Entries shown:
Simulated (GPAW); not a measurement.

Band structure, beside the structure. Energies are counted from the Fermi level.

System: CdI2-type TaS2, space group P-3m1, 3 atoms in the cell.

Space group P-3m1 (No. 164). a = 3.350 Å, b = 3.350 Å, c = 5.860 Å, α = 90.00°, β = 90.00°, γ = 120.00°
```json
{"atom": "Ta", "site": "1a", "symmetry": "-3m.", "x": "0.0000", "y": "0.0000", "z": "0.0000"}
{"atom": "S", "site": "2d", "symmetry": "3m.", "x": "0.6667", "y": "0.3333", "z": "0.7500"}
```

Task item:
Please transcribe the listing in its entirety, exactly.

Written answer:
Simulated (GPAW); not a measurement.

Band structure, beside the structure. Energies are counted from the Fermi level.

System: CdI2-type TaS2, space group P-3m1, 3 atoms in the cell.

Space group P-3m1 (No. 164). a = 3.350 Å, b = 3.350 Å, c = 5.860 Å, α = 90.00°, β = 90.00°, γ = 120.00°
```json
{"atom": "Ta", "site": "1a", "symmetry": "-3m.", "x": "0.0000", "y": "0.0000", "z": "0.0000"}
{"atom": "S", "site": "2d", "symmetry": "3m.", "x": "0.6667", "y": "0.3333", "z": "0.7500"}
```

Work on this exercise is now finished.